** THE DATA **
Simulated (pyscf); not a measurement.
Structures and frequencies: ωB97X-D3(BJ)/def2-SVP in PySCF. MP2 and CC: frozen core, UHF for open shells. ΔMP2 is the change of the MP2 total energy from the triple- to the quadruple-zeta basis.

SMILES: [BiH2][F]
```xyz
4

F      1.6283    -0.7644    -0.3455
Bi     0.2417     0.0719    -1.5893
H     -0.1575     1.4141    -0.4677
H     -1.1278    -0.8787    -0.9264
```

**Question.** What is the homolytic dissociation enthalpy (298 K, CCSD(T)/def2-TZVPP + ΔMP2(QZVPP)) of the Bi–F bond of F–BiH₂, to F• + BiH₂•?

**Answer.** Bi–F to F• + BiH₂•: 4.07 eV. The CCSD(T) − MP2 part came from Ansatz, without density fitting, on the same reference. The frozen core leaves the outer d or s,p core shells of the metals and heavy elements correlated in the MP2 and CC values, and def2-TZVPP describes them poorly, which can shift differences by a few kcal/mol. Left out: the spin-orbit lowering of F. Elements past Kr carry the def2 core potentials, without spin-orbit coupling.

** REQUIREMENT **
Reproduce exactly the lines above from the line with "SMILES: [BiH2][F]" to the line with "F• + BiH₂•?", including both, and add nothing.

** EXERCISE RESULT **
SMILES: [BiH2][F]
```xyz
4

F      1.6283    -0.7644    -0.3455
Bi     0.2417     0.0719    -1.5893
H     -0.1575     1.4141    -0.4677
H     -1.1278    -0.8787    -0.9264
```

**Question.** What is the homolytic dissociation enthalpy (298 K, CCSD(T)/def2-TZVPP + ΔMP2(QZVPP)) of the Bi–F bond of F–BiH₂, to F• + BiH₂•?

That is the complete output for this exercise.